::::::

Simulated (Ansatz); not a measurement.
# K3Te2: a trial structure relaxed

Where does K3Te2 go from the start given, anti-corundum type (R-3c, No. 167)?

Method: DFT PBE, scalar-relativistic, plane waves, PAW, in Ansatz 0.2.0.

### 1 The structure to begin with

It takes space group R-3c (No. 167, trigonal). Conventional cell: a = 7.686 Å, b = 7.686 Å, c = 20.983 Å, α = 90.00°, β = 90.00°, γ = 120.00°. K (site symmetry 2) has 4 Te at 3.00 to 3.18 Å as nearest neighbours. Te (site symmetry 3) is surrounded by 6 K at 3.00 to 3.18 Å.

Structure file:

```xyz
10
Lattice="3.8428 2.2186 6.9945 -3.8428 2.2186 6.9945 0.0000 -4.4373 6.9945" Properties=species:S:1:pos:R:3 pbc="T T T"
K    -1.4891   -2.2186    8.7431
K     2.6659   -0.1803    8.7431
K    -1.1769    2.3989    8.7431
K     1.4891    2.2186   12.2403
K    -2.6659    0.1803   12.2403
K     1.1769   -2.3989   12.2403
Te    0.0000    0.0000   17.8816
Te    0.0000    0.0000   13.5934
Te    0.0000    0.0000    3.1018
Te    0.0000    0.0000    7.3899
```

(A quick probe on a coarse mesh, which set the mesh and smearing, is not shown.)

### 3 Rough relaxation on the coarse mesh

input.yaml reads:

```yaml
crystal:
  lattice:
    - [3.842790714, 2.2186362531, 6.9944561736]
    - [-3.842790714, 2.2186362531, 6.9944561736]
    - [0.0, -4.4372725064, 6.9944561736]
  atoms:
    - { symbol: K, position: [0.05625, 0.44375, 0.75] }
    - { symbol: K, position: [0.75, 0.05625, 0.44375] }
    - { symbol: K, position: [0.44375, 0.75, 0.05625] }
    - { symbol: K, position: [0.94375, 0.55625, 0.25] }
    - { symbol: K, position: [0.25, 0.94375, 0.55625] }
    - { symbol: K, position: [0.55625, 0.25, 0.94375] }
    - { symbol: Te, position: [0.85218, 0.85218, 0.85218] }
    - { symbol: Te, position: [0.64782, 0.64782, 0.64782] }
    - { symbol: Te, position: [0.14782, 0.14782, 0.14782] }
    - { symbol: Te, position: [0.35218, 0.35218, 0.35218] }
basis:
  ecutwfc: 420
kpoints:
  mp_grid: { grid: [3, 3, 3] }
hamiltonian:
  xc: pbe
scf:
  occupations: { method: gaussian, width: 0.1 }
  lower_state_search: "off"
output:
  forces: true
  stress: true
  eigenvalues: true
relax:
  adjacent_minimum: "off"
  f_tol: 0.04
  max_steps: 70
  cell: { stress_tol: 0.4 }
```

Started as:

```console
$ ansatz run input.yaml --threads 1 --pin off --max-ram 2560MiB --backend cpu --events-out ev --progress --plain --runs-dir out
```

::::::

WORK TASK: Reproduce, please, the lines of the material from its first line down to the line containing "### 1 The structure to begin with", keeping both ends and nothing beyond them.

EXERCISE ANSWER:
Simulated (Ansatz); not a measurement.
# K3Te2: a trial structure relaxed

Where does K3Te2 go from the start given, anti-corundum type (R-3c, No. 167)?

Method: DFT PBE, scalar-relativistic, plane waves, PAW, in Ansatz 0.2.0.

### 1 The structure to begin with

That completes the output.